==============================

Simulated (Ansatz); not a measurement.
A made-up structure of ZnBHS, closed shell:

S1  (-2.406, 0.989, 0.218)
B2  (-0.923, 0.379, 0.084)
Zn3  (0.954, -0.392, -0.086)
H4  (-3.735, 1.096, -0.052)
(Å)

==============================

Work order:
Please output the listing in full, exactly as it was given above.

Task solution:
Simulated (Ansatz); not a measurement.
A made-up structure of ZnBHS, closed shell:

S1  (-2.406, 0.989, 0.218)
B2  (-0.923, 0.379, 0.084)
Zn3  (0.954, -0.392, -0.086)
H4  (-3.735, 1.096, -0.052)
(Å)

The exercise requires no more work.